Source material Start Marker
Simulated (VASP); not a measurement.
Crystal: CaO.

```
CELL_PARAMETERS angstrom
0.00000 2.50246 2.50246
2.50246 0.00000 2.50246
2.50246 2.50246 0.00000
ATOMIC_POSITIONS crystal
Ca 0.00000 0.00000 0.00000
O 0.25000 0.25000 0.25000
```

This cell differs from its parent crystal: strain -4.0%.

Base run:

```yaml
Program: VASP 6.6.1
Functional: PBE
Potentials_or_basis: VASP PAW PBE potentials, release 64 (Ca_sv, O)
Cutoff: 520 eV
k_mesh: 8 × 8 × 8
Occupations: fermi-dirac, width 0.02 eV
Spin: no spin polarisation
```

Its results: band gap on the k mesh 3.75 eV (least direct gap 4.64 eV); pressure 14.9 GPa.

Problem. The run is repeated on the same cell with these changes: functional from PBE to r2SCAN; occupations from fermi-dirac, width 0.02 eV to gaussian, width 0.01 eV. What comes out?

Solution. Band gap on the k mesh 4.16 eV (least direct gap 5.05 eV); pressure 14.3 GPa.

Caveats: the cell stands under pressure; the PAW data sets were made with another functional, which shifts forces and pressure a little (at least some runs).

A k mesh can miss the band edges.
Source material End Marker

_Required action_:
Give again, word for word, the lines of the listing, starting at its first line and ending with the line containing "Its results: band".

_Task output_:
Simulated (VASP); not a measurement.
Crystal: CaO.

```
CELL_PARAMETERS angstrom
0.00000 2.50246 2.50246
2.50246 0.00000 2.50246
2.50246 2.50246 0.00000
ATOMIC_POSITIONS crystal
Ca 0.00000 0.00000 0.00000
O 0.25000 0.25000 0.25000
```

This cell differs from its parent crystal: strain -4.0%.

Base run:

```yaml
Program: VASP 6.6.1
Functional: PBE
Potentials_or_basis: VASP PAW PBE potentials, release 64 (Ca_sv, O)
Cutoff: 520 eV
k_mesh: 8 × 8 × 8
Occupations: fermi-dirac, width 0.02 eV
Spin: no spin polarisation
```

Its results: band gap on the k mesh 3.75 eV (least direct gap 4.64 eV); pressure 14.9 GPa.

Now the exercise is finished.